Write out the whole listing word for word.

=== Begin Enclosure ===

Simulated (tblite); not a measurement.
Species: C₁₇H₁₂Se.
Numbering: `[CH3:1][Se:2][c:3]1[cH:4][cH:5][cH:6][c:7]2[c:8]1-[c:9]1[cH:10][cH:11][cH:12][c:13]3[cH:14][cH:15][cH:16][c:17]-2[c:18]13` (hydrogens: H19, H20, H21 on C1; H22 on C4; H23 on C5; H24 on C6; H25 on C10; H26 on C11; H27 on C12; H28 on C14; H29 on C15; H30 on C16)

=== End Enclosure ===

Exercise response>
Simulated (tblite); not a measurement.
Species: C₁₇H₁₂Se.
Numbering: `[CH3:1][Se:2][c:3]1[cH:4][cH:5][cH:6][c:7]2[c:8]1-[c:9]1[cH:10][cH:11][cH:12][c:13]3[cH:14][cH:15][cH:16][c:17]-2[c:18]13` (hydrogens: H19, H20, H21 on C1; H22 on C4; H23 on C5; H24 on C6; H25 on C10; H26 on C11; H27 on C12; H28 on C14; H29 on C15; H30 on C16)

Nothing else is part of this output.